BEGIN DATASET ENTRIES

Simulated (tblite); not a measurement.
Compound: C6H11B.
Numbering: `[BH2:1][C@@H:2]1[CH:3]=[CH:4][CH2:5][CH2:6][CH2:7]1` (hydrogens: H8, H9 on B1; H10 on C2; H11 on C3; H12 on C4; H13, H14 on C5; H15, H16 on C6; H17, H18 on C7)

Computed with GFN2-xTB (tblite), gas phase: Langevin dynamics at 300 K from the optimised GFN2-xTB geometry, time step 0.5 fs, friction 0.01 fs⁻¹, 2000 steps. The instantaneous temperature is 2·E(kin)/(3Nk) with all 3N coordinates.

END DATASET ENTRIES

◆ **ACTION ITEM**
Repeat all of the entries exactly.

◆ **ANSWER AREA**
Simulated (tblite); not a measurement.
Compound: C6H11B.
Numbering: `[BH2:1][C@@H:2]1[CH:3]=[CH:4][CH2:5][CH2:6][CH2:7]1` (hydrogens: H8, H9 on B1; H10 on C2; H11 on C3; H12 on C4; H13, H14 on C5; H15, H16 on C6; H17, H18 on C7)

Computed with GFN2-xTB (tblite), gas phase: Langevin dynamics at 300 K from the optimised GFN2-xTB geometry, time step 0.5 fs, friction 0.01 fs⁻¹, 2000 steps. The instantaneous temperature is 2·E(kin)/(3Nk) with all 3N coordinates.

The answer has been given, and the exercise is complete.